### REQUIREMENT
The line containing "(2) Which isomer fits?" marks the end: output every line of the data up to it, and that line too, exactly as written.

———
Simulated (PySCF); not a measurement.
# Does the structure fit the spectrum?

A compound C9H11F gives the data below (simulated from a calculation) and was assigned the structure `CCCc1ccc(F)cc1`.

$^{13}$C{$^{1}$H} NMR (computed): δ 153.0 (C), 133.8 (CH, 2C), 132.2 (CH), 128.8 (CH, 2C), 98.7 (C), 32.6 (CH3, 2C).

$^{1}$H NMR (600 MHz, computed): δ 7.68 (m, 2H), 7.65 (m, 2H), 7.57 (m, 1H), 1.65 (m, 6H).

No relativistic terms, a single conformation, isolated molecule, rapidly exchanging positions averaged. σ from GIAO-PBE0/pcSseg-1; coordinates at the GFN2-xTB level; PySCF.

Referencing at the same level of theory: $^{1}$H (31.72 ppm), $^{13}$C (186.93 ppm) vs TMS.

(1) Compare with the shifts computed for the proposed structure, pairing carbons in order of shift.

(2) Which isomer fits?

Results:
———

### EXERCISE OUTPUT
Simulated (PySCF); not a measurement.
# Does the structure fit the spectrum?

A compound C9H11F gives the data below (simulated from a calculation) and was assigned the structure `CCCc1ccc(F)cc1`.

$^{13}$C{$^{1}$H} NMR (computed): δ 153.0 (C), 133.8 (CH, 2C), 132.2 (CH), 128.8 (CH, 2C), 98.7 (C), 32.6 (CH3, 2C).

$^{1}$H NMR (600 MHz, computed): δ 7.68 (m, 2H), 7.65 (m, 2H), 7.57 (m, 1H), 1.65 (m, 6H).

No relativistic terms, a single conformation, isolated molecule, rapidly exchanging positions averaged. σ from GIAO-PBE0/pcSseg-1; coordinates at the GFN2-xTB level; PySCF.

Referencing at the same level of theory: $^{1}$H (31.72 ppm), $^{13}$C (186.93 ppm) vs TMS.

(1) Compare with the shifts computed for the proposed structure, pairing carbons in order of shift.

(2) Which isomer fits?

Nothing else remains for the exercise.